= Beginning of Section =

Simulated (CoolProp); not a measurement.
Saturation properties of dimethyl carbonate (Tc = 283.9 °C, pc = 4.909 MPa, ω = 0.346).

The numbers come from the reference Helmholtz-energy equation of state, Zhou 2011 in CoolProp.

= End of Section =

## Requirement
Your task is to retype all of the records exactly.

## Worked solution
Simulated (CoolProp); not a measurement.
Saturation properties of dimethyl carbonate (Tc = 283.9 °C, pc = 4.909 MPa, ω = 0.346).

The numbers come from the reference Helmholtz-energy equation of state, Zhou 2011 in CoolProp.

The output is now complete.